Provided data:
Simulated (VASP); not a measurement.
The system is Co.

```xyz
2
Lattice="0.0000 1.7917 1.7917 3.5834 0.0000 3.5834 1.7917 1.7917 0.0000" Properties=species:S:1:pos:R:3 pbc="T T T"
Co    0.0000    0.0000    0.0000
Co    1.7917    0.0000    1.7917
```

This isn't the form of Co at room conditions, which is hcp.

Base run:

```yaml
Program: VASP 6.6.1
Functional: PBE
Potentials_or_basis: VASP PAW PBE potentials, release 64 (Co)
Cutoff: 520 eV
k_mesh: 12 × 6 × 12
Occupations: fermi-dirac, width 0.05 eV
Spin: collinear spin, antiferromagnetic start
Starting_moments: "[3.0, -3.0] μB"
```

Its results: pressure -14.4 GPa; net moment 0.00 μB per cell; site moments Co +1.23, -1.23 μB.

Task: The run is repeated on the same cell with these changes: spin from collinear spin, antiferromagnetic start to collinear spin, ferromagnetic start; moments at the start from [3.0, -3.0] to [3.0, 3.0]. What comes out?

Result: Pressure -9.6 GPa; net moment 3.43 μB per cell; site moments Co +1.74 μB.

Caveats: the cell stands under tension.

Brief:
Set the lines down exactly, from the first line of the records to the line where "Result: Pressure -9.6" appears, with both ends kept.

Written solution:
Simulated (VASP); not a measurement.
The system is Co.

```xyz
2
Lattice="0.0000 1.7917 1.7917 3.5834 0.0000 3.5834 1.7917 1.7917 0.0000" Properties=species:S:1:pos:R:3 pbc="T T T"
Co    0.0000    0.0000    0.0000
Co    1.7917    0.0000    1.7917
```

This isn't the form of Co at room conditions, which is hcp.

Base run:

```yaml
Program: VASP 6.6.1
Functional: PBE
Potentials_or_basis: VASP PAW PBE potentials, release 64 (Co)
Cutoff: 520 eV
k_mesh: 12 × 6 × 12
Occupations: fermi-dirac, width 0.05 eV
Spin: collinear spin, antiferromagnetic start
Starting_moments: "[3.0, -3.0] μB"
```

Its results: pressure -14.4 GPa; net moment 0.00 μB per cell; site moments Co +1.23, -1.23 μB.

Task: The run is repeated on the same cell with these changes: spin from collinear spin, antiferromagnetic start to collinear spin, ferromagnetic start; moments at the start from [3.0, -3.0] to [3.0, 3.0]. What comes out?

Result: Pressure -9.6 GPa; net moment 3.43 μB per cell; site moments Co +1.74 μB.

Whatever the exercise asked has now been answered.